Output the records that follow exactly as they are written.

-----
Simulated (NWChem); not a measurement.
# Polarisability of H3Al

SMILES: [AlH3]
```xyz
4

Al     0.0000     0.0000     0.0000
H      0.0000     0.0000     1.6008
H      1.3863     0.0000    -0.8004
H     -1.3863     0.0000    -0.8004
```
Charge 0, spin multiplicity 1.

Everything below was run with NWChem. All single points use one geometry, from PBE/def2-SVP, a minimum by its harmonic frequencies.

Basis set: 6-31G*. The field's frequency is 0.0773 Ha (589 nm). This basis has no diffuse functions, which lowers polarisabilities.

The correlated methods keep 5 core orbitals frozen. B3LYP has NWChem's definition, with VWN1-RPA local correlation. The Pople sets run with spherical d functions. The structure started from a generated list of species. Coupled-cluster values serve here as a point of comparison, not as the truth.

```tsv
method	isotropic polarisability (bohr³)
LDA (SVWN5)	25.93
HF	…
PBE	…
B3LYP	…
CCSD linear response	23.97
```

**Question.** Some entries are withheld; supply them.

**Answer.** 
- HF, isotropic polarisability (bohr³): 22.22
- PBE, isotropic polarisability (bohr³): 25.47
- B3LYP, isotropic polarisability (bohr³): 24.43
-----

§ **WRITTEN SOLUTION**:
Simulated (NWChem); not a measurement.
# Polarisability of H3Al

SMILES: [AlH3]
```xyz
4

Al     0.0000     0.0000     0.0000
H      0.0000     0.0000     1.6008
H      1.3863     0.0000    -0.8004
H     -1.3863     0.0000    -0.8004
```
Charge 0, spin multiplicity 1.

Everything below was run with NWChem. All single points use one geometry, from PBE/def2-SVP, a minimum by its harmonic frequencies.

Basis set: 6-31G*. The field's frequency is 0.0773 Ha (589 nm). This basis has no diffuse functions, which lowers polarisabilities.

The correlated methods keep 5 core orbitals frozen. B3LYP has NWChem's definition, with VWN1-RPA local correlation. The Pople sets run with spherical d functions. The structure started from a generated list of species. Coupled-cluster values serve here as a point of comparison, not as the truth.

```tsv
method	isotropic polarisability (bohr³)
LDA (SVWN5)	25.93
HF	…
PBE	…
B3LYP	…
CCSD linear response	23.97
```

**Question.** Some entries are withheld; supply them.

**Answer.** 
- HF, isotropic polarisability (bohr³): 22.22
- PBE, isotropic polarisability (bohr³): 25.47
- B3LYP, isotropic polarisability (bohr³): 24.43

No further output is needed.